RECORD SET
[Start of Attachment]
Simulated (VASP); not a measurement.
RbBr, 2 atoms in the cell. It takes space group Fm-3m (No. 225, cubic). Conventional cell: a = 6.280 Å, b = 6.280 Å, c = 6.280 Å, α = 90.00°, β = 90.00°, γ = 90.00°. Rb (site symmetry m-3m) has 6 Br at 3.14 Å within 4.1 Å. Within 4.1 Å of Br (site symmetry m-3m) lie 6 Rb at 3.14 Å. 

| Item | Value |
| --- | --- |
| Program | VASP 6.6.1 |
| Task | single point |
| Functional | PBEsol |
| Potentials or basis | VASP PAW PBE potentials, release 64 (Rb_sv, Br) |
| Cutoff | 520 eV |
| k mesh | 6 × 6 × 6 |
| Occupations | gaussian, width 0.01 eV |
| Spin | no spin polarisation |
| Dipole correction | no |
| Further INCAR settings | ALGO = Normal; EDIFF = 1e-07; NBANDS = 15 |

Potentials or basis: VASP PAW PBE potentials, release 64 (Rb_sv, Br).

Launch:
[End of Attachment]

WORK ORDER
Transcribe all of the entries without altering anything.

TASK SOLUTION
Simulated (VASP); not a measurement.
RbBr, 2 atoms in the cell. It takes space group Fm-3m (No. 225, cubic). Conventional cell: a = 6.280 Å, b = 6.280 Å, c = 6.280 Å, α = 90.00°, β = 90.00°, γ = 90.00°. Rb (site symmetry m-3m) has 6 Br at 3.14 Å within 4.1 Å. Within 4.1 Å of Br (site symmetry m-3m) lie 6 Rb at 3.14 Å. 

| Item | Value |
| --- | --- |
| Program | VASP 6.6.1 |
| Task | single point |
| Functional | PBEsol |
| Potentials or basis | VASP PAW PBE potentials, release 64 (Rb_sv, Br) |
| Cutoff | 520 eV |
| k mesh | 6 × 6 × 6 |
| Occupations | gaussian, width 0.01 eV |
| Spin | no spin polarisation |
| Dipole correction | no |
| Further INCAR settings | ALGO = Normal; EDIFF = 1e-07; NBANDS = 15 |

Potentials or basis: VASP PAW PBE potentials, release 64 (Rb_sv, Br).

Launch:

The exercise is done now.